**AVAILABLE DATA:**
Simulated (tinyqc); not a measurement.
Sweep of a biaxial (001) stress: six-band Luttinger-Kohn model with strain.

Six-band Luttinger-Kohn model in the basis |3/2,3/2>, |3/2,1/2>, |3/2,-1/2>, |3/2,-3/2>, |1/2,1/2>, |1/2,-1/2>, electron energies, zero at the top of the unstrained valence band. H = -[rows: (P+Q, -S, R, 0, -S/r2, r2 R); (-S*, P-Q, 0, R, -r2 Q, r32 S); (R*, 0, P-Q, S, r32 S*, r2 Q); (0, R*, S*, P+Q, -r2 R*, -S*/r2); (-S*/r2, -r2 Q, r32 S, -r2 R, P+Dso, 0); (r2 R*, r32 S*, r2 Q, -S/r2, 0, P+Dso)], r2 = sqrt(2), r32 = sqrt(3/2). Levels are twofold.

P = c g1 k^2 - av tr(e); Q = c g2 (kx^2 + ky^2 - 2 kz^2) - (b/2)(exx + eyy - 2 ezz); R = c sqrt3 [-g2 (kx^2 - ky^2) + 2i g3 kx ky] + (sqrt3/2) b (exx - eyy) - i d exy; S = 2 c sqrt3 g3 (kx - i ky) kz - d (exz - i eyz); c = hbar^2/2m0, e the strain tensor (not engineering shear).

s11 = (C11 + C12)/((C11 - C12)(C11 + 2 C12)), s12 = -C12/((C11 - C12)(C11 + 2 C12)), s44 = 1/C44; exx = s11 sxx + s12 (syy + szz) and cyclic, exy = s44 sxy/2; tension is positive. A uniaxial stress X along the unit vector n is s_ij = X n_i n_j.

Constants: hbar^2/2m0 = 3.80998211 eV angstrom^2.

**WORK ORDER:**
Each entry above needs to be duplicated exactly.

**SOLUTION:**
Simulated (tinyqc); not a measurement.
Sweep of a biaxial (001) stress: six-band Luttinger-Kohn model with strain.

Six-band Luttinger-Kohn model in the basis |3/2,3/2>, |3/2,1/2>, |3/2,-1/2>, |3/2,-3/2>, |1/2,1/2>, |1/2,-1/2>, electron energies, zero at the top of the unstrained valence band. H = -[rows: (P+Q, -S, R, 0, -S/r2, r2 R); (-S*, P-Q, 0, R, -r2 Q, r32 S); (R*, 0, P-Q, S, r32 S*, r2 Q); (0, R*, S*, P+Q, -r2 R*, -S*/r2); (-S*/r2, -r2 Q, r32 S, -r2 R, P+Dso, 0); (r2 R*, r32 S*, r2 Q, -S/r2, 0, P+Dso)], r2 = sqrt(2), r32 = sqrt(3/2). Levels are twofold.

P = c g1 k^2 - av tr(e); Q = c g2 (kx^2 + ky^2 - 2 kz^2) - (b/2)(exx + eyy - 2 ezz); R = c sqrt3 [-g2 (kx^2 - ky^2) + 2i g3 kx ky] + (sqrt3/2) b (exx - eyy) - i d exy; S = 2 c sqrt3 g3 (kx - i ky) kz - d (exz - i eyz); c = hbar^2/2m0, e the strain tensor (not engineering shear).

s11 = (C11 + C12)/((C11 - C12)(C11 + 2 C12)), s12 = -C12/((C11 - C12)(C11 + 2 C12)), s44 = 1/C44; exx = s11 sxx + s12 (syy + szz) and cyclic, exy = s44 sxy/2; tension is positive. A uniaxial stress X along the unit vector n is s_ij = X n_i n_j.

Constants: hbar^2/2m0 = 3.80998211 eV angstrom^2.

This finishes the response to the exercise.